**Supplied records**.
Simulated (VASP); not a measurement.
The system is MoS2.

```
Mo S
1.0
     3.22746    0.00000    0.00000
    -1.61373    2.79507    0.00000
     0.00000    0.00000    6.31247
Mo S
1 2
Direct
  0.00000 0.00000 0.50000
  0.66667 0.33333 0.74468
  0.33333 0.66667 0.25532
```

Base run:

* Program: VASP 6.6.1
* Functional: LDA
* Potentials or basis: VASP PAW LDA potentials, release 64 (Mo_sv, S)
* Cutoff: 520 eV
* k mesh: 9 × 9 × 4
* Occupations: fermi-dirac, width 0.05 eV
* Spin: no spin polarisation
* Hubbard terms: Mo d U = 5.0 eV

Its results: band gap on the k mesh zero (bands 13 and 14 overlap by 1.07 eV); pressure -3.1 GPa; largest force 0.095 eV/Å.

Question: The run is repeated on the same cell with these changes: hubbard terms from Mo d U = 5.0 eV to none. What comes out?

**Required action**. Beginning with the very first line of the material, please return exactly each line down to and including the one with "Its results: band".

**Problem solution**.
Simulated (VASP); not a measurement.
The system is MoS2.

```
Mo S
1.0
     3.22746    0.00000    0.00000
    -1.61373    2.79507    0.00000
     0.00000    0.00000    6.31247
Mo S
1 2
Direct
  0.00000 0.00000 0.50000
  0.66667 0.33333 0.74468
  0.33333 0.66667 0.25532
```

Base run:

* Program: VASP 6.6.1
* Functional: LDA
* Potentials or basis: VASP PAW LDA potentials, release 64 (Mo_sv, S)
* Cutoff: 520 eV
* k mesh: 9 × 9 × 4
* Occupations: fermi-dirac, width 0.05 eV
* Spin: no spin polarisation
* Hubbard terms: Mo d U = 5.0 eV

Its results: band gap on the k mesh zero (bands 13 and 14 overlap by 1.07 eV); pressure -3.1 GPa; largest force 0.095 eV/Å.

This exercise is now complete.